Records provided:
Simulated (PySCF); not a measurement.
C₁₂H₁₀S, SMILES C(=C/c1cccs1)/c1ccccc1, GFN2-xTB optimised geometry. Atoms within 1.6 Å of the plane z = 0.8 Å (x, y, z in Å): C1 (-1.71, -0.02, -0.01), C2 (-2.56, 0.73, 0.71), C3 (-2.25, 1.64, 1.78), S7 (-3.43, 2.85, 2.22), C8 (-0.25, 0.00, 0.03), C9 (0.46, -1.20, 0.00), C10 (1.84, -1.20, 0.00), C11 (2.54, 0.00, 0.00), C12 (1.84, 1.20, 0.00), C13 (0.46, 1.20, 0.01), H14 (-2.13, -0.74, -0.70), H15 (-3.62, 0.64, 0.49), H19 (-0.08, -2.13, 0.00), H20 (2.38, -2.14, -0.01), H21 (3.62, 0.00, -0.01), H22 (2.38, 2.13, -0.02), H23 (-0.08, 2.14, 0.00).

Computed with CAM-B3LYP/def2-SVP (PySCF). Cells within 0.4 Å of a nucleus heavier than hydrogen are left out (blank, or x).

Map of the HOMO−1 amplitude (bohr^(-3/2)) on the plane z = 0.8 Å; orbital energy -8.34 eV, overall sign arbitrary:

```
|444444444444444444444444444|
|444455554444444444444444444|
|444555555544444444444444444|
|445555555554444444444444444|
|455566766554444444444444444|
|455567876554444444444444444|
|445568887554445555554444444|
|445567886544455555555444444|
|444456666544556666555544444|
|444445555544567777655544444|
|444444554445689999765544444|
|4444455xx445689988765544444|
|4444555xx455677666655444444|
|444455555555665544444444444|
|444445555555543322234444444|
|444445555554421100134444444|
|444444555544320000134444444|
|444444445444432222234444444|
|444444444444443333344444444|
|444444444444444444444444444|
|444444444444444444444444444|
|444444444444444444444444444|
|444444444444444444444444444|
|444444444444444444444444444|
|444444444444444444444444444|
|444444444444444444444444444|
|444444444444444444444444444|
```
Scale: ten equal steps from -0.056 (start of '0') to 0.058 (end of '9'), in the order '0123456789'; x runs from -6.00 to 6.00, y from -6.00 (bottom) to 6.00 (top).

Work instruction: Take the lines from the top of the data through the one that contains "C₁₂H₁₀S, SMILES C(=C/c1cccs1)/c1ccccc1, GFN2-xTB" and copy them exactly, leaving out every line after it.

Response area:
Simulated (PySCF); not a measurement.
C₁₂H₁₀S, SMILES C(=C/c1cccs1)/c1ccccc1, GFN2-xTB optimised geometry. Atoms within 1.6 Å of the plane z = 0.8 Å (x, y, z in Å): C1 (-1.71, -0.02, -0.01), C2 (-2.56, 0.73, 0.71), C3 (-2.25, 1.64, 1.78), S7 (-3.43, 2.85, 2.22), C8 (-0.25, 0.00, 0.03), C9 (0.46, -1.20, 0.00), C10 (1.84, -1.20, 0.00), C11 (2.54, 0.00, 0.00), C12 (1.84, 1.20, 0.00), C13 (0.46, 1.20, 0.01), H14 (-2.13, -0.74, -0.70), H15 (-3.62, 0.64, 0.49), H19 (-0.08, -2.13, 0.00), H20 (2.38, -2.14, -0.01), H21 (3.62, 0.00, -0.01), H22 (2.38, 2.13, -0.02), H23 (-0.08, 2.14, 0.00).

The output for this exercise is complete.